== Activity ==
Restate word for word the lines that begin the listing and end with the line holding "for the pressure?".

————
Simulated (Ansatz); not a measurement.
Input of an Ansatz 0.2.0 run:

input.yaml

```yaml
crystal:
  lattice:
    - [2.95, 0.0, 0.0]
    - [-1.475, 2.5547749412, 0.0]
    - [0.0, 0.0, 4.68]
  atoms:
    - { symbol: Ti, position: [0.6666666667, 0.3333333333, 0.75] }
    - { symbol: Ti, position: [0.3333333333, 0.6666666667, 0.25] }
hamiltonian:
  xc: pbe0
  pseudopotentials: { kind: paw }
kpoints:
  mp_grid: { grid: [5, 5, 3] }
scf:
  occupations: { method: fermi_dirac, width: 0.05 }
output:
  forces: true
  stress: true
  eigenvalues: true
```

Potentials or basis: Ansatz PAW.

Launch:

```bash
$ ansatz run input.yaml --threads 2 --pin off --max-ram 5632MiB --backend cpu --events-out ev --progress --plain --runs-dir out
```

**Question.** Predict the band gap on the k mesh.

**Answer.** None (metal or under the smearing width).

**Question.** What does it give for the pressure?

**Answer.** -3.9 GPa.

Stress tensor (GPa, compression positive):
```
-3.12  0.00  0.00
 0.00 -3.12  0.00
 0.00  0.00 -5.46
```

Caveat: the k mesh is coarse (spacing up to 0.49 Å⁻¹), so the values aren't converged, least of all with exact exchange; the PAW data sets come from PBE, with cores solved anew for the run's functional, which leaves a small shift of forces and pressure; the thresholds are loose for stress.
————

== Written reply ==
Simulated (Ansatz); not a measurement.
Input of an Ansatz 0.2.0 run:

input.yaml

```yaml
crystal:
  lattice:
    - [2.95, 0.0, 0.0]
    - [-1.475, 2.5547749412, 0.0]
    - [0.0, 0.0, 4.68]
  atoms:
    - { symbol: Ti, position: [0.6666666667, 0.3333333333, 0.75] }
    - { symbol: Ti, position: [0.3333333333, 0.6666666667, 0.25] }
hamiltonian:
  xc: pbe0
  pseudopotentials: { kind: paw }
kpoints:
  mp_grid: { grid: [5, 5, 3] }
scf:
  occupations: { method: fermi_dirac, width: 0.05 }
output:
  forces: true
  stress: true
  eigenvalues: true
```

Potentials or basis: Ansatz PAW.

Launch:

```bash
$ ansatz run input.yaml --threads 2 --pin off --max-ram 5632MiB --backend cpu --events-out ev --progress --plain --runs-dir out
```

**Question.** Predict the band gap on the k mesh.

**Answer.** None (metal or under the smearing width).

**Question.** What does it give for the pressure?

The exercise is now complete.